> **Work instruction**: Go through the listing below from its first line and repeat each line exactly, ending at the line containing "Program: Ansatz's Python interface." and including it.

========================
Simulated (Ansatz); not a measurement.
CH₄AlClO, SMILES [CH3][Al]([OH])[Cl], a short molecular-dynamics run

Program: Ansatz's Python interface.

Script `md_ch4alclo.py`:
========================

> **Exercise result**:
Simulated (Ansatz); not a measurement.
CH₄AlClO, SMILES [CH3][Al]([OH])[Cl], a short molecular-dynamics run

Program: Ansatz's Python interface.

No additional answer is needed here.